GIVEN INFORMATION ▸
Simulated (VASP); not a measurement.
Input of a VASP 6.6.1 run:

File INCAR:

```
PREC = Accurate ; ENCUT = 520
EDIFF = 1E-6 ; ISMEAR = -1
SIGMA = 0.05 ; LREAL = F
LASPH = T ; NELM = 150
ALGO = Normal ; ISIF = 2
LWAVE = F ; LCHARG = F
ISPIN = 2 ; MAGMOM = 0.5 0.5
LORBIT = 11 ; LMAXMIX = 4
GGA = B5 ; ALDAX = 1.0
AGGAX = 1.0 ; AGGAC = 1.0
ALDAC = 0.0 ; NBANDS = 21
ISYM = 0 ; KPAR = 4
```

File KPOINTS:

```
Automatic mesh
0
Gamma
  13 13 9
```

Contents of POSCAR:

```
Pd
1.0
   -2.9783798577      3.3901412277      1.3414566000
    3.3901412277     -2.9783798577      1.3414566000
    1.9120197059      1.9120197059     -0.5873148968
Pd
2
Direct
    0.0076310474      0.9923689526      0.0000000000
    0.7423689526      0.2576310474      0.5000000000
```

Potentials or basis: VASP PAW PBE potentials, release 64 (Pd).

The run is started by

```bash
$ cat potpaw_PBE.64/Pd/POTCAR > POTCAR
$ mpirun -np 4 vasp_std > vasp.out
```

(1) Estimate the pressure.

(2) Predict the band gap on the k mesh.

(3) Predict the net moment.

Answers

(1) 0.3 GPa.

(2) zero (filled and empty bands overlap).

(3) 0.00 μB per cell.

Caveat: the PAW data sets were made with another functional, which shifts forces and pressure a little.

TASK ITEM ▸ In restating the data, begin at its first line, reproduce each line word for word, and conclude with the line that contains "(3) 0.00 μB per cell.".

TASK ANSWER ▸
Simulated (VASP); not a measurement.
Input of a VASP 6.6.1 run:

File INCAR:

```
PREC = Accurate ; ENCUT = 520
EDIFF = 1E-6 ; ISMEAR = -1
SIGMA = 0.05 ; LREAL = F
LASPH = T ; NELM = 150
ALGO = Normal ; ISIF = 2
LWAVE = F ; LCHARG = F
ISPIN = 2 ; MAGMOM = 0.5 0.5
LORBIT = 11 ; LMAXMIX = 4
GGA = B5 ; ALDAX = 1.0
AGGAX = 1.0 ; AGGAC = 1.0
ALDAC = 0.0 ; NBANDS = 21
ISYM = 0 ; KPAR = 4
```

File KPOINTS:

```
Automatic mesh
0
Gamma
  13 13 9
```

Contents of POSCAR:

```
Pd
1.0
   -2.9783798577      3.3901412277      1.3414566000
    3.3901412277     -2.9783798577      1.3414566000
    1.9120197059      1.9120197059     -0.5873148968
Pd
2
Direct
    0.0076310474      0.9923689526      0.0000000000
    0.7423689526      0.2576310474      0.5000000000
```

Potentials or basis: VASP PAW PBE potentials, release 64 (Pd).

The run is started by

```bash
$ cat potpaw_PBE.64/Pd/POTCAR > POTCAR
$ mpirun -np 4 vasp_std > vasp.out
```

(1) Estimate the pressure.

(2) Predict the band gap on the k mesh.

(3) Predict the net moment.

Answers

(1) 0.3 GPa.

(2) zero (filled and empty bands overlap).

(3) 0.00 μB per cell.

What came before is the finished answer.